-- Work request --
Line by line, transcribe the material shown below exactly.

-- Records provided --
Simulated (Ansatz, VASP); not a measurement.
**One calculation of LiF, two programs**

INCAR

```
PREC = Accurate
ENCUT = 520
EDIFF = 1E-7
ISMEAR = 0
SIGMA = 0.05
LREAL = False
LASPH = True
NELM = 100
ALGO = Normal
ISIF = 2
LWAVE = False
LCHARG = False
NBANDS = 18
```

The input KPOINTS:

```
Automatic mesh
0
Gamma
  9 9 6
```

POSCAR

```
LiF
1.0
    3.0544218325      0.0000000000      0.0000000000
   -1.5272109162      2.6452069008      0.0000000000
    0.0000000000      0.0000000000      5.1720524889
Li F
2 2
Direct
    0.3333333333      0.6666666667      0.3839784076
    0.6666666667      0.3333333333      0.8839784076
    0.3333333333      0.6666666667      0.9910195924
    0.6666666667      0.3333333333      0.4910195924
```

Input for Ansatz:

-- Your solution --
Simulated (Ansatz, VASP); not a measurement.
**One calculation of LiF, two programs**

INCAR

```
PREC = Accurate
ENCUT = 520
EDIFF = 1E-7
ISMEAR = 0
SIGMA = 0.05
LREAL = False
LASPH = True
NELM = 100
ALGO = Normal
ISIF = 2
LWAVE = False
LCHARG = False
NBANDS = 18
```

The input KPOINTS:

```
Automatic mesh
0
Gamma
  9 9 6
```

POSCAR

```
LiF
1.0
    3.0544218325      0.0000000000      0.0000000000
   -1.5272109162      2.6452069008      0.0000000000
    0.0000000000      0.0000000000      5.1720524889
Li F
2 2
Direct
    0.3333333333      0.6666666667      0.3839784076
    0.6666666667      0.3333333333      0.8839784076
    0.3333333333      0.6666666667      0.9910195924
    0.6666666667      0.3333333333      0.4910195924
```

Input for Ansatz:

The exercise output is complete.